Work item »
The listing below holds a line with "All runs are" and a line with "energy (mHa) |". Reproduce those two lines exactly, plus everything between them.

::::::::::
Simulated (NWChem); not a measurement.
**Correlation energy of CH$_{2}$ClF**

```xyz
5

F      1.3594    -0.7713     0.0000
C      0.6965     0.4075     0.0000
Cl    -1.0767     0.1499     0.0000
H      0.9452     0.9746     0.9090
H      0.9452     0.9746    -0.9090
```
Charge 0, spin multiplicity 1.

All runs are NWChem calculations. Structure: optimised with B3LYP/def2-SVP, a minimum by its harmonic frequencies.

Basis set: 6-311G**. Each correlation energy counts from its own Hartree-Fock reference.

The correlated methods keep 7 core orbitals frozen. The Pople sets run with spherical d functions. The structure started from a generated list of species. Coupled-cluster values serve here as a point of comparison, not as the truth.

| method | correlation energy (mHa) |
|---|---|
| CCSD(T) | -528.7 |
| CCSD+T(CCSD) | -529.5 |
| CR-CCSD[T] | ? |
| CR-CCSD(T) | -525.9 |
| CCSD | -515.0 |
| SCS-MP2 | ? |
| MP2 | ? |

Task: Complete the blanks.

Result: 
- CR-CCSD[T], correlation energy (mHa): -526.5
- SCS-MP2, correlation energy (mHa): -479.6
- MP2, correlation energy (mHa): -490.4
::::::::::

Result »
All runs are NWChem calculations. Structure: optimised with B3LYP/def2-SVP, a minimum by its harmonic frequencies.

Basis set: 6-311G**. Each correlation energy counts from its own Hartree-Fock reference.

The correlated methods keep 7 core orbitals frozen. The Pople sets run with spherical d functions. The structure started from a generated list of species. Coupled-cluster values serve here as a point of comparison, not as the truth.

| method | correlation energy (mHa) |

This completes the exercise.